- **Data under study**
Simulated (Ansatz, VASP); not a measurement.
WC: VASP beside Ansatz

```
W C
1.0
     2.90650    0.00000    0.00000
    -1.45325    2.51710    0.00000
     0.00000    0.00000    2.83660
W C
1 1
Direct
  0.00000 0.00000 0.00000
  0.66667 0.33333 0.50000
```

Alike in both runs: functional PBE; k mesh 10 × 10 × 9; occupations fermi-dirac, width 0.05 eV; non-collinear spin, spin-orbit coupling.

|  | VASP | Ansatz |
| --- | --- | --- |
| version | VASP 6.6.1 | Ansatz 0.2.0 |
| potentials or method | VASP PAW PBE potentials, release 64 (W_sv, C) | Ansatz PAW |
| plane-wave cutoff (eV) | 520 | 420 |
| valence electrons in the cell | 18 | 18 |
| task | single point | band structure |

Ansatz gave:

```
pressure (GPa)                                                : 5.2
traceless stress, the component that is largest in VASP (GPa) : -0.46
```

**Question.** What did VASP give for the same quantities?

- **Action item**
Nothing but the lines from the top of the entries above through the line with "VASP | Ansatz |" should be set down, each exactly as written.

- **Response**
Simulated (Ansatz, VASP); not a measurement.
WC: VASP beside Ansatz

```
W C
1.0
     2.90650    0.00000    0.00000
    -1.45325    2.51710    0.00000
     0.00000    0.00000    2.83660
W C
1 1
Direct
  0.00000 0.00000 0.00000
  0.66667 0.33333 0.50000
```

Alike in both runs: functional PBE; k mesh 10 × 10 × 9; occupations fermi-dirac, width 0.05 eV; non-collinear spin, spin-orbit coupling.

|  | VASP | Ansatz |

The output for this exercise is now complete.